*** DATA FOR ANALYSIS Section Begins ***

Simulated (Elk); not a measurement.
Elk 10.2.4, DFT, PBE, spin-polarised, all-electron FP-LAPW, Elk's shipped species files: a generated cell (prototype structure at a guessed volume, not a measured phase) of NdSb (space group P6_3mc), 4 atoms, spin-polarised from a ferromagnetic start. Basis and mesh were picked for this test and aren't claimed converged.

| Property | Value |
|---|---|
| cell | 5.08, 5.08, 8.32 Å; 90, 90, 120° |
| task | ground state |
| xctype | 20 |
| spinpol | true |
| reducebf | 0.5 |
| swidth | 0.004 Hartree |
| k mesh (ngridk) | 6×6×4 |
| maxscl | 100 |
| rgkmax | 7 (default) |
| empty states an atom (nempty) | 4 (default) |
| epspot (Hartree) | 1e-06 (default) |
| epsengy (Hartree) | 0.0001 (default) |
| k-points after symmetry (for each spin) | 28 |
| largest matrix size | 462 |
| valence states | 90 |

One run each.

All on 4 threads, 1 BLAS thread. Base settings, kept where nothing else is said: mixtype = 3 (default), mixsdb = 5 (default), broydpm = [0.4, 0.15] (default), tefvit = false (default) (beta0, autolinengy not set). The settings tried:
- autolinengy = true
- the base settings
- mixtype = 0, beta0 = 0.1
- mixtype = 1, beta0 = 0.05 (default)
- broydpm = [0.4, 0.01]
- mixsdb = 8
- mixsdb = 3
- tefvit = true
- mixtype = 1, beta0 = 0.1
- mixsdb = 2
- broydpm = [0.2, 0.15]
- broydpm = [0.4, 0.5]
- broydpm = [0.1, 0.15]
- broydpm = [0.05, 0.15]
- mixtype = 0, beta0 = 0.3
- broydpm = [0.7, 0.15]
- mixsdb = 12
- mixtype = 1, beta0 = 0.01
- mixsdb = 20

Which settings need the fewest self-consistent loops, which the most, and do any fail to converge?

*** DATA FOR ANALYSIS Section Ends ***

**WORK REQUEST**
Starting with the line that holds "ground state |" and ending with the line that holds "- mixsdb = 20", retype every line in the data above exactly, and nothing else.

**ANSWER AREA**
| task | ground state |
| xctype | 20 |
| spinpol | true |
| reducebf | 0.5 |
| swidth | 0.004 Hartree |
| k mesh (ngridk) | 6×6×4 |
| maxscl | 100 |
| rgkmax | 7 (default) |
| empty states an atom (nempty) | 4 (default) |
| epspot (Hartree) | 1e-06 (default) |
| epsengy (Hartree) | 0.0001 (default) |
| k-points after symmetry (for each spin) | 28 |
| largest matrix size | 462 |
| valence states | 90 |

One run each.

All on 4 threads, 1 BLAS thread. Base settings, kept where nothing else is said: mixtype = 3 (default), mixsdb = 5 (default), broydpm = [0.4, 0.15] (default), tefvit = false (default) (beta0, autolinengy not set). The settings tried:
- autolinengy = true
- the base settings
- mixtype = 0, beta0 = 0.1
- mixtype = 1, beta0 = 0.05 (default)
- broydpm = [0.4, 0.01]
- mixsdb = 8
- mixsdb = 3
- tefvit = true
- mixtype = 1, beta0 = 0.1
- mixsdb = 2
- broydpm = [0.2, 0.15]
- broydpm = [0.4, 0.5]
- broydpm = [0.1, 0.15]
- broydpm = [0.05, 0.15]
- mixtype = 0, beta0 = 0.3
- broydpm = [0.7, 0.15]
- mixsdb = 12
- mixtype = 1, beta0 = 0.01
- mixsdb = 20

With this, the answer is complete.